→ **Dataset records**

Content starts

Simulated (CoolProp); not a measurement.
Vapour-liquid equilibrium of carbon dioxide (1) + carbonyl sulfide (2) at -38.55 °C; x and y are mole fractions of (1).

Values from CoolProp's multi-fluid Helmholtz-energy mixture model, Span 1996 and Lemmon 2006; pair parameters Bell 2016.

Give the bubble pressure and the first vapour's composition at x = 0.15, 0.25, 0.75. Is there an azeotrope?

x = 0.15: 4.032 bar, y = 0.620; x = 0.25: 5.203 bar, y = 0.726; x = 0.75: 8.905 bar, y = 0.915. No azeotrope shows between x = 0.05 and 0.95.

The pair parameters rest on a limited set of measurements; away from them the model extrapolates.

Content ends

→ **Work task**
Could you retype exactly the lines from the first one of the records through the line containing "x = 0.15: 4.032", both included, and nothing more?

→ **Solution**
Simulated (CoolProp); not a measurement.
Vapour-liquid equilibrium of carbon dioxide (1) + carbonyl sulfide (2) at -38.55 °C; x and y are mole fractions of (1).

Values from CoolProp's multi-fluid Helmholtz-energy mixture model, Span 1996 and Lemmon 2006; pair parameters Bell 2016.

Give the bubble pressure and the first vapour's composition at x = 0.15, 0.25, 0.75. Is there an azeotrope?

x = 0.15: 4.032 bar, y = 0.620; x = 0.25: 5.203 bar, y = 0.726; x = 0.75: 8.905 bar, y = 0.915. No azeotrope shows between x = 0.05 and 0.95.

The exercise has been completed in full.